Action item »
The answer must restate every entry exactly as it appears.

*** Begin section ***
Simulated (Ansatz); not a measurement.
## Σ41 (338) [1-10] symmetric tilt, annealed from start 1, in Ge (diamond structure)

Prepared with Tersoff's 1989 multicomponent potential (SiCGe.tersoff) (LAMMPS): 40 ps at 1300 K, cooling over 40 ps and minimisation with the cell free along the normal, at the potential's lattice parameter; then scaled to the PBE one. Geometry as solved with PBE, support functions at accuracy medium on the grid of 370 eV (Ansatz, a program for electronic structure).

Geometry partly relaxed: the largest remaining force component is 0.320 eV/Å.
*** End section ***

Answer section »
Simulated (Ansatz); not a measurement.
## Σ41 (338) [1-10] symmetric tilt, annealed from start 1, in Ge (diamond structure)

Prepared with Tersoff's 1989 multicomponent potential (SiCGe.tersoff) (LAMMPS): 40 ps at 1300 K, cooling over 40 ps and minimisation with the cell free along the normal, at the potential's lattice parameter; then scaled to the PBE one. Geometry as solved with PBE, support functions at accuracy medium on the grid of 370 eV (Ansatz, a program for electronic structure).

Geometry partly relaxed: the largest remaining force component is 0.320 eV/Å.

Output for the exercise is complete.